Write the records out again. Match them exactly.

[Start of Attachment]

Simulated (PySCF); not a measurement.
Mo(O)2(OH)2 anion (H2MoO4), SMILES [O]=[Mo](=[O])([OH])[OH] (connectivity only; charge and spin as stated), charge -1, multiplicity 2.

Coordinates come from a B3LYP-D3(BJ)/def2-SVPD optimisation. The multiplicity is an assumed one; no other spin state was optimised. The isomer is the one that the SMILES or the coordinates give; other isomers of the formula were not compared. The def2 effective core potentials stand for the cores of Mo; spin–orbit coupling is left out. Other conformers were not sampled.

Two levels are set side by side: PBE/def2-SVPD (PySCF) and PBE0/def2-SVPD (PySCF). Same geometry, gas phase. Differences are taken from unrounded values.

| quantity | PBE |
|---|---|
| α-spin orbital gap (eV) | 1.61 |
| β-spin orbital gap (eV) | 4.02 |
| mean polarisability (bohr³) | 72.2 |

[End of Attachment]

*Task response*.
Simulated (PySCF); not a measurement.
Mo(O)2(OH)2 anion (H2MoO4), SMILES [O]=[Mo](=[O])([OH])[OH] (connectivity only; charge and spin as stated), charge -1, multiplicity 2.

Coordinates come from a B3LYP-D3(BJ)/def2-SVPD optimisation. The multiplicity is an assumed one; no other spin state was optimised. The isomer is the one that the SMILES or the coordinates give; other isomers of the formula were not compared. The def2 effective core potentials stand for the cores of Mo; spin–orbit coupling is left out. Other conformers were not sampled.

Two levels are set side by side: PBE/def2-SVPD (PySCF) and PBE0/def2-SVPD (PySCF). Same geometry, gas phase. Differences are taken from unrounded values.

| quantity | PBE |
|---|---|
| α-spin orbital gap (eV) | 1.61 |
| β-spin orbital gap (eV) | 4.02 |
| mean polarisability (bohr³) | 72.2 |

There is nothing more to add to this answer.